**DATA FOR REVIEW**
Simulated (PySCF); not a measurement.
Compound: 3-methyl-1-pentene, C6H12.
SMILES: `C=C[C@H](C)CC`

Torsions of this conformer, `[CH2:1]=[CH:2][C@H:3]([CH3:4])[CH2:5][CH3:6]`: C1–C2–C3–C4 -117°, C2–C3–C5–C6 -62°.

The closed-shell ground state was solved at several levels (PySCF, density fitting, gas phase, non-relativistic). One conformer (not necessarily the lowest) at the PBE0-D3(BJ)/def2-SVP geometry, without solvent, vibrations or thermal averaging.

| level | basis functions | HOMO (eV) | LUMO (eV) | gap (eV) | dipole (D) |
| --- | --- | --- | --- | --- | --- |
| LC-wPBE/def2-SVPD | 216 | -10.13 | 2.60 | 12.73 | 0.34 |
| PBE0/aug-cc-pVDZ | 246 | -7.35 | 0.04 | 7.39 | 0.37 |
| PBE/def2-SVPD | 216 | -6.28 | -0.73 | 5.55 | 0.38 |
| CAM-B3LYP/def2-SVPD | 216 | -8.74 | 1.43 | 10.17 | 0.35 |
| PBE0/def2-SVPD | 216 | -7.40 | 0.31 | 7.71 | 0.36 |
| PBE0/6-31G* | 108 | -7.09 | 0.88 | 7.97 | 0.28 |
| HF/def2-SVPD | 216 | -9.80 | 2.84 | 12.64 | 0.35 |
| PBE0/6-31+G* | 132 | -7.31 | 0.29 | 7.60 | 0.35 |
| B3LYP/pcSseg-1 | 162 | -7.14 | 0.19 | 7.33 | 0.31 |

**REQUIRED ACTION**
An exact copy of the lines above, from the one containing "The closed-shell ground" down to the one containing "7.60 | 0.35 |" and including both, is the whole answer; retype it and nothing else.

**ANSWER BOX**
The closed-shell ground state was solved at several levels (PySCF, density fitting, gas phase, non-relativistic). One conformer (not necessarily the lowest) at the PBE0-D3(BJ)/def2-SVP geometry, without solvent, vibrations or thermal averaging.

| level | basis functions | HOMO (eV) | LUMO (eV) | gap (eV) | dipole (D) |
| --- | --- | --- | --- | --- | --- |
| LC-wPBE/def2-SVPD | 216 | -10.13 | 2.60 | 12.73 | 0.34 |
| PBE0/aug-cc-pVDZ | 246 | -7.35 | 0.04 | 7.39 | 0.37 |
| PBE/def2-SVPD | 216 | -6.28 | -0.73 | 5.55 | 0.38 |
| CAM-B3LYP/def2-SVPD | 216 | -8.74 | 1.43 | 10.17 | 0.35 |
| PBE0/def2-SVPD | 216 | -7.40 | 0.31 | 7.71 | 0.36 |
| PBE0/6-31G* | 108 | -7.09 | 0.88 | 7.97 | 0.28 |
| HF/def2-SVPD | 216 | -9.80 | 2.84 | 12.64 | 0.35 |
| PBE0/6-31+G* | 132 | -7.31 | 0.29 | 7.60 | 0.35 |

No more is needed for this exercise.